■ Activity
Starting at the first line of the data below, retype every line up to and including the one containing "A k mesh can".

■ Material provided
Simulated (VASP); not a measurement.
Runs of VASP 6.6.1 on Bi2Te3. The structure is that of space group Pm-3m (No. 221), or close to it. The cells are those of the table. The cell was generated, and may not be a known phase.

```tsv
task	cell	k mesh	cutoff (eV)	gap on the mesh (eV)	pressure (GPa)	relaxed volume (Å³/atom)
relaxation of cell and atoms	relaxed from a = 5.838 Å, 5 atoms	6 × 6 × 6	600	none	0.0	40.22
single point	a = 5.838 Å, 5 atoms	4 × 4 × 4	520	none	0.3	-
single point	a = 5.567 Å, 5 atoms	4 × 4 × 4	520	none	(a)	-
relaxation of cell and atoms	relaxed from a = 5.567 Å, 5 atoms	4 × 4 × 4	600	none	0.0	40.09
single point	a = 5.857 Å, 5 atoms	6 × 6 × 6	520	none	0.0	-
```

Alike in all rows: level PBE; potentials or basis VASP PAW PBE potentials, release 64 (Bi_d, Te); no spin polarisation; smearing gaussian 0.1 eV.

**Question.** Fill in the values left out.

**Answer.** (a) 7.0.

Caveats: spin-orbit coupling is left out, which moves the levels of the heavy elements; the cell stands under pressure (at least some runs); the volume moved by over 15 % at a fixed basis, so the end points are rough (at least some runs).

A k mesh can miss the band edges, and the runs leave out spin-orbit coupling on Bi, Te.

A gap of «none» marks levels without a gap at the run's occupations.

■ Exercise result
Simulated (VASP); not a measurement.
Runs of VASP 6.6.1 on Bi2Te3. The structure is that of space group Pm-3m (No. 221), or close to it. The cells are those of the table. The cell was generated, and may not be a known phase.

```tsv
task	cell	k mesh	cutoff (eV)	gap on the mesh (eV)	pressure (GPa)	relaxed volume (Å³/atom)
relaxation of cell and atoms	relaxed from a = 5.838 Å, 5 atoms	6 × 6 × 6	600	none	0.0	40.22
single point	a = 5.838 Å, 5 atoms	4 × 4 × 4	520	none	0.3	-
single point	a = 5.567 Å, 5 atoms	4 × 4 × 4	520	none	(a)	-
relaxation of cell and atoms	relaxed from a = 5.567 Å, 5 atoms	4 × 4 × 4	600	none	0.0	40.09
single point	a = 5.857 Å, 5 atoms	6 × 6 × 6	520	none	0.0	-
```

Alike in all rows: level PBE; potentials or basis VASP PAW PBE potentials, release 64 (Bi_d, Te); no spin polarisation; smearing gaussian 0.1 eV.

**Question.** Fill in the values left out.

**Answer.** (a) 7.0.

Caveats: spin-orbit coupling is left out, which moves the levels of the heavy elements; the cell stands under pressure (at least some runs); the volume moved by over 15 % at a fixed basis, so the end points are rough (at least some runs).

A k mesh can miss the band edges, and the runs leave out spin-orbit coupling on Bi, Te.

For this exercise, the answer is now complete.